Requirement: Please retype each record exactly as it stands below.

Provided material:
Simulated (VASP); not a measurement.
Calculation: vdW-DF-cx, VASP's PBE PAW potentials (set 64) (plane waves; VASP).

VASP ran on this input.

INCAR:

Response:
Simulated (VASP); not a measurement.
Calculation: vdW-DF-cx, VASP's PBE PAW potentials (set 64) (plane waves; VASP).

VASP ran on this input.

INCAR:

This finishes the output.